*Assignment*
Everything in the data below is left aside except the lines from the one containing "At fixed volume" through the one containing "1.414 | 486.1 |"; repeat those exactly.

= = = = = = =

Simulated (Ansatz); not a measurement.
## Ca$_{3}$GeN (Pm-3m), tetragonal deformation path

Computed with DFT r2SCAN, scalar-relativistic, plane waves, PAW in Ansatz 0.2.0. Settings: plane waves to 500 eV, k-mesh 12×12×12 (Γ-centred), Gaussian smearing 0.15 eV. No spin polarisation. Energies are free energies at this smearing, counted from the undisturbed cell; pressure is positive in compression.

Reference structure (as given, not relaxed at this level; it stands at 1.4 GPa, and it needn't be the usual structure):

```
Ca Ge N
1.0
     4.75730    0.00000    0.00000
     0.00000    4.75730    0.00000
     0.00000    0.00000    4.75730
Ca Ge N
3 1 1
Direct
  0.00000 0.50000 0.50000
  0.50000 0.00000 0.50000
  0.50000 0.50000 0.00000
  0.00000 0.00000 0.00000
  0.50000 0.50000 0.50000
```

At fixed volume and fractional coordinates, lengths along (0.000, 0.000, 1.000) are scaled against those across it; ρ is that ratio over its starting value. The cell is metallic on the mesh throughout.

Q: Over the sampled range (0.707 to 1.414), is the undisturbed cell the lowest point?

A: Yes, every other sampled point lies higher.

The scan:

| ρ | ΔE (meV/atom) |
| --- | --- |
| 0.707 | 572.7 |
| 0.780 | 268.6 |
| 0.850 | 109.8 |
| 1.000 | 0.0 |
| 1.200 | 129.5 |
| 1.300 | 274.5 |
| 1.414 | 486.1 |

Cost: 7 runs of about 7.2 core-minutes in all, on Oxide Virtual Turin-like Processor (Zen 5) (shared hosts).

= = = = = = =

*Solution*
At fixed volume and fractional coordinates, lengths along (0.000, 0.000, 1.000) are scaled against those across it; ρ is that ratio over its starting value. The cell is metallic on the mesh throughout.

Q: Over the sampled range (0.707 to 1.414), is the undisturbed cell the lowest point?

A: Yes, every other sampled point lies higher.

The scan:

| ρ | ΔE (meV/atom) |
| --- | --- |
| 0.707 | 572.7 |
| 0.780 | 268.6 |
| 0.850 | 109.8 |
| 1.000 | 0.0 |
| 1.200 | 129.5 |
| 1.300 | 274.5 |
| 1.414 | 486.1 |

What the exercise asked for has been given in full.